· · · · ·

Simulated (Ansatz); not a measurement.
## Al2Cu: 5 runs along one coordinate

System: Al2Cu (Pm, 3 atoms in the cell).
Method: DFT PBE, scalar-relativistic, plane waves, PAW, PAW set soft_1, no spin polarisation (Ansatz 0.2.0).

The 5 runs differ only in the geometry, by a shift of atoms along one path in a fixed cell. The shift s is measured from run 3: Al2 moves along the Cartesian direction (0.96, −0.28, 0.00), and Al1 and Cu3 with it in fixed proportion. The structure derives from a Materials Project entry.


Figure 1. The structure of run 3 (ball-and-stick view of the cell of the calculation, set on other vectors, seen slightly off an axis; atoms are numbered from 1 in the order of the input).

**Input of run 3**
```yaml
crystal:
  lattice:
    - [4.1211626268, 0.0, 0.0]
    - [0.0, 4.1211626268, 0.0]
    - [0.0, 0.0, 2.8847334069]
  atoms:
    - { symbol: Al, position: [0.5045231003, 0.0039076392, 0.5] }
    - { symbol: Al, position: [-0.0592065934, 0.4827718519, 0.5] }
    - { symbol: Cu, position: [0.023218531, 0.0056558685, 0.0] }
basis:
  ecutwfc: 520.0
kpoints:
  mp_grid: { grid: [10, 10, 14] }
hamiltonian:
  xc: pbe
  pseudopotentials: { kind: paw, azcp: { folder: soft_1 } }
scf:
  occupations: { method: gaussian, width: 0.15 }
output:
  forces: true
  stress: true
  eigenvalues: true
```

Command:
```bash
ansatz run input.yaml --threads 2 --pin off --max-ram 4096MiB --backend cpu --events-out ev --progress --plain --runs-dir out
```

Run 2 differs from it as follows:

· · · · ·

#### [Exercise]
Each line of the records above, from the first through the one containing "Method: DFT PBE, scalar-relativistic, plane", is to be retyped exactly; no other line belongs.

#### [Written solution]
Simulated (Ansatz); not a measurement.
## Al2Cu: 5 runs along one coordinate

System: Al2Cu (Pm, 3 atoms in the cell).
Method: DFT PBE, scalar-relativistic, plane waves, PAW, PAW set soft_1, no spin polarisation (Ansatz 0.2.0).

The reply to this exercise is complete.